DATA LISTING
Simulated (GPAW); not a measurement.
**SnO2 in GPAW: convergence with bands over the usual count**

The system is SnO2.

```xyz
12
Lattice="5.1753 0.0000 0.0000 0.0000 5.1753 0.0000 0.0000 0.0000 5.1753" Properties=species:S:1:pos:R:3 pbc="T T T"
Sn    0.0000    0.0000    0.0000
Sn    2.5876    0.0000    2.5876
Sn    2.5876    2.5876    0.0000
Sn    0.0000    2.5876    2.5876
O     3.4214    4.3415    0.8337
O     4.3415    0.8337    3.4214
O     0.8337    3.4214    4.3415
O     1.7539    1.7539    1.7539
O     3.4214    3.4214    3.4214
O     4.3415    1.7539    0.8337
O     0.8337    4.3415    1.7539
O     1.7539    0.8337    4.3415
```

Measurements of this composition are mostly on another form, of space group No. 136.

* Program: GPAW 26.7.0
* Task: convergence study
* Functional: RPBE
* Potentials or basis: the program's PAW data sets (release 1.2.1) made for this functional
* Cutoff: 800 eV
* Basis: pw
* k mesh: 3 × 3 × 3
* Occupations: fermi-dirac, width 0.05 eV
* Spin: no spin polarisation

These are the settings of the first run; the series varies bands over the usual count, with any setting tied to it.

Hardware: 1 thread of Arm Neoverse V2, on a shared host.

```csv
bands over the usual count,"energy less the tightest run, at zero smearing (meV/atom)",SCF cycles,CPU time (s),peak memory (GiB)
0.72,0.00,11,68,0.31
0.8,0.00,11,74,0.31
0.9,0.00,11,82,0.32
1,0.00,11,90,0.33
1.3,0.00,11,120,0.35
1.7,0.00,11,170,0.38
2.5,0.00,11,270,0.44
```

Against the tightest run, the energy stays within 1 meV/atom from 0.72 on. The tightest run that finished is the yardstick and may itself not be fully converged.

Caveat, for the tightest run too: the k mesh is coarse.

REQUIRED ACTION
Give again, exactly as written, every line from the first one above through the line that has "These are the" in it.

EXERCISE RESPONSE
Simulated (GPAW); not a measurement.
**SnO2 in GPAW: convergence with bands over the usual count**

The system is SnO2.

```xyz
12
Lattice="5.1753 0.0000 0.0000 0.0000 5.1753 0.0000 0.0000 0.0000 5.1753" Properties=species:S:1:pos:R:3 pbc="T T T"
Sn    0.0000    0.0000    0.0000
Sn    2.5876    0.0000    2.5876
Sn    2.5876    2.5876    0.0000
Sn    0.0000    2.5876    2.5876
O     3.4214    4.3415    0.8337
O     4.3415    0.8337    3.4214
O     0.8337    3.4214    4.3415
O     1.7539    1.7539    1.7539
O     3.4214    3.4214    3.4214
O     4.3415    1.7539    0.8337
O     0.8337    4.3415    1.7539
O     1.7539    0.8337    4.3415
```

Measurements of this composition are mostly on another form, of space group No. 136.

* Program: GPAW 26.7.0
* Task: convergence study
* Functional: RPBE
* Potentials or basis: the program's PAW data sets (release 1.2.1) made for this functional
* Cutoff: 800 eV
* Basis: pw
* k mesh: 3 × 3 × 3
* Occupations: fermi-dirac, width 0.05 eV
* Spin: no spin polarisation

These are the settings of the first run; the series varies bands over the usual count, with any setting tied to it.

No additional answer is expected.